________________________
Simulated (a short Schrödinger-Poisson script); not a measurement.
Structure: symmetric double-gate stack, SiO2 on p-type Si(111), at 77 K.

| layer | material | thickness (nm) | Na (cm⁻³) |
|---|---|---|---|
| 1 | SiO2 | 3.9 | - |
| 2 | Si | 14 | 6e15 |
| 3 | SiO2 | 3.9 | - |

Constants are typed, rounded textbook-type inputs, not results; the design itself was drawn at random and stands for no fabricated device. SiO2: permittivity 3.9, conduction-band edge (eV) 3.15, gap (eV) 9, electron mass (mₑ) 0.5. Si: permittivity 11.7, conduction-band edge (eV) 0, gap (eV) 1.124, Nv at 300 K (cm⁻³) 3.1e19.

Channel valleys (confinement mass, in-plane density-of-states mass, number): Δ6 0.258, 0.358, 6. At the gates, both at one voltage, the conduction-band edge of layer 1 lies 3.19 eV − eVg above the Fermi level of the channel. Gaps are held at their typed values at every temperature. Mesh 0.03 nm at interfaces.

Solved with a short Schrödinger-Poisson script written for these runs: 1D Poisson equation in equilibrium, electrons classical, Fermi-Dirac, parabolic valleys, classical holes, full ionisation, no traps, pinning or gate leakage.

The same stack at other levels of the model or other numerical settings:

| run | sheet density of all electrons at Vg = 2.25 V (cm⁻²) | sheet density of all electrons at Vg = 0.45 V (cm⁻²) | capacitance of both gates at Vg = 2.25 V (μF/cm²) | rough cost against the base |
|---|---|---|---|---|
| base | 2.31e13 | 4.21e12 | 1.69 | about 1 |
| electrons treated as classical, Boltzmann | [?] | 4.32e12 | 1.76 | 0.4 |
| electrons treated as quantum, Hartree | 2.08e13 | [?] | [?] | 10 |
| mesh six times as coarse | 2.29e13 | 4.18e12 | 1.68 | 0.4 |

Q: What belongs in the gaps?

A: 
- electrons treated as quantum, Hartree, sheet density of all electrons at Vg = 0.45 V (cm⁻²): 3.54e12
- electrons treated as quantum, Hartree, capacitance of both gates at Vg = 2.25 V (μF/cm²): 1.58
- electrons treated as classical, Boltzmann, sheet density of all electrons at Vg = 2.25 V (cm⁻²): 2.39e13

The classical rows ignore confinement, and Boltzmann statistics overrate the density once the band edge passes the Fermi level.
________________________

Work item: Starting with the first line above and ending with the line that holds "3 | SiO2 | 3.9 | - |", restate each line word for word and add nothing else.

Task response:
Simulated (a short Schrödinger-Poisson script); not a measurement.
Structure: symmetric double-gate stack, SiO2 on p-type Si(111), at 77 K.

| layer | material | thickness (nm) | Na (cm⁻³) |
|---|---|---|---|
| 1 | SiO2 | 3.9 | - |
| 2 | Si | 14 | 6e15 |
| 3 | SiO2 | 3.9 | - |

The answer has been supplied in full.